□ □ □
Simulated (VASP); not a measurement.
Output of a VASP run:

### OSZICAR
□ □ □

Work order -> Write out all the records again, exactly as they appear.

Response box ->
Simulated (VASP); not a measurement.
Output of a VASP run:

### OSZICAR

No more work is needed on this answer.